Extracted entries:
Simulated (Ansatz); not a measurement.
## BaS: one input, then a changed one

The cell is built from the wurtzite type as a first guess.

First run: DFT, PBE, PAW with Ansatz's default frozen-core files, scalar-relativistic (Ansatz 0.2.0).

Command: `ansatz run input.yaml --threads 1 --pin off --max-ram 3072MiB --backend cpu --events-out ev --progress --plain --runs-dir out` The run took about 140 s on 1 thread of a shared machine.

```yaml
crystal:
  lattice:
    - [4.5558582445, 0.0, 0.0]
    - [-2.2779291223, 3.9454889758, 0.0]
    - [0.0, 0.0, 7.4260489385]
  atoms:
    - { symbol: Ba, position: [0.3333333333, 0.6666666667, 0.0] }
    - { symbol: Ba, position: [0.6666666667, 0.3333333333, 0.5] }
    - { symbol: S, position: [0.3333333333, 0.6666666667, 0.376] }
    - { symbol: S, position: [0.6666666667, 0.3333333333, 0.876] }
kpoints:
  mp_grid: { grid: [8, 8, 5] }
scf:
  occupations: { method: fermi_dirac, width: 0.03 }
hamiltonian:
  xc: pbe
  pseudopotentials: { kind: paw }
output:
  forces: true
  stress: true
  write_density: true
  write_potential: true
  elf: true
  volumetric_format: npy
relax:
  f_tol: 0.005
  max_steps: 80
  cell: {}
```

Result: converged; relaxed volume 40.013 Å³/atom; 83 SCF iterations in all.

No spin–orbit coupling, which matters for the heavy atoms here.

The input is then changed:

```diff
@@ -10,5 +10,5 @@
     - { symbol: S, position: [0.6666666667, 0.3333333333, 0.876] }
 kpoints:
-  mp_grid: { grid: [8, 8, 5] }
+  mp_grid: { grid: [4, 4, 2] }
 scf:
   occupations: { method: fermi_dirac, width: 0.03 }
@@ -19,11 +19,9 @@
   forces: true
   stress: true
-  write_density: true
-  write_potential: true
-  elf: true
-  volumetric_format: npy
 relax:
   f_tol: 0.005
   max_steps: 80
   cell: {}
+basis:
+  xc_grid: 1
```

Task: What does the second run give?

Brief: Reproduce, exactly and without additions, the run of lines from the start of the listing above to the line bearing "First run: DFT, PBE, PAW", inclusive.

Task solution:
Simulated (Ansatz); not a measurement.
## BaS: one input, then a changed one

The cell is built from the wurtzite type as a first guess.

First run: DFT, PBE, PAW with Ansatz's default frozen-core files, scalar-relativistic (Ansatz 0.2.0).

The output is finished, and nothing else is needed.